ACTIVITY: Take the material below from its first line through the line containing "Orthographic view. Depth" and, please, write those lines again exactly.

--

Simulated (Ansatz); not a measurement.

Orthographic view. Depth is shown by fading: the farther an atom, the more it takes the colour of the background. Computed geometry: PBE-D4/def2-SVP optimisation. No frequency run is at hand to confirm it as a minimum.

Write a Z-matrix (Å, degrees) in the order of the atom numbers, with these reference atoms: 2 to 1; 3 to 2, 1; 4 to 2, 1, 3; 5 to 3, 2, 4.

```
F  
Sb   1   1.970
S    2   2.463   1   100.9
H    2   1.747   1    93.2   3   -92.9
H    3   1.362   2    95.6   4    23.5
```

--

TASK RESPONSE:
Simulated (Ansatz); not a measurement.

Orthographic view. Depth is shown by fading: the farther an atom, the more it takes the colour of the background. Computed geometry: PBE-D4/def2-SVP optimisation. No frequency run is at hand to confirm it as a minimum.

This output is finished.